**Given data**
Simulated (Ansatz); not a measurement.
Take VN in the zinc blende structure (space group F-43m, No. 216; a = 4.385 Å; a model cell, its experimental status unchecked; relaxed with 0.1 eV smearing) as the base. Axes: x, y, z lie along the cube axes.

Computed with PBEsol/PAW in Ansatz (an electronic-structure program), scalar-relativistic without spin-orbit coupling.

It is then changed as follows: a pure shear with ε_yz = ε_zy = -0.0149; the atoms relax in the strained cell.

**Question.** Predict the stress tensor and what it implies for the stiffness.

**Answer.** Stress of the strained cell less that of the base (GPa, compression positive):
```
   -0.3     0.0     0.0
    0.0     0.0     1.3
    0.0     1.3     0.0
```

**Task item**
Please copy all of the data above exactly.

**Task output**
Simulated (Ansatz); not a measurement.
Take VN in the zinc blende structure (space group F-43m, No. 216; a = 4.385 Å; a model cell, its experimental status unchecked; relaxed with 0.1 eV smearing) as the base. Axes: x, y, z lie along the cube axes.

Computed with PBEsol/PAW in Ansatz (an electronic-structure program), scalar-relativistic without spin-orbit coupling.

It is then changed as follows: a pure shear with ε_yz = ε_zy = -0.0149; the atoms relax in the strained cell.

**Question.** Predict the stress tensor and what it implies for the stiffness.

**Answer.** Stress of the strained cell less that of the base (GPa, compression positive):
```
   -0.3     0.0     0.0
    0.0     0.0     1.3
    0.0     1.3     0.0
```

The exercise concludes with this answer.